Start of Stored data

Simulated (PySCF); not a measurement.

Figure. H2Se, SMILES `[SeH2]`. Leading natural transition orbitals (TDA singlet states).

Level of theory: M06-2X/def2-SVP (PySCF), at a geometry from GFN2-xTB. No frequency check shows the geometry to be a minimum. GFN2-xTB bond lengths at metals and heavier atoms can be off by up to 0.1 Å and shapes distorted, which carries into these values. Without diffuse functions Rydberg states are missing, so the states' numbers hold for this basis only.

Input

End of Stored data

*Work instruction*.
Give every record again, exactly as it reads.

*Exercise answer*.
Simulated (PySCF); not a measurement.

Figure. H2Se, SMILES `[SeH2]`. Leading natural transition orbitals (TDA singlet states).

Level of theory: M06-2X/def2-SVP (PySCF), at a geometry from GFN2-xTB. No frequency check shows the geometry to be a minimum. GFN2-xTB bond lengths at metals and heavier atoms can be off by up to 0.1 Å and shapes distorted, which carries into these values. Without diffuse functions Rydberg states are missing, so the states' numbers hold for this basis only.

Input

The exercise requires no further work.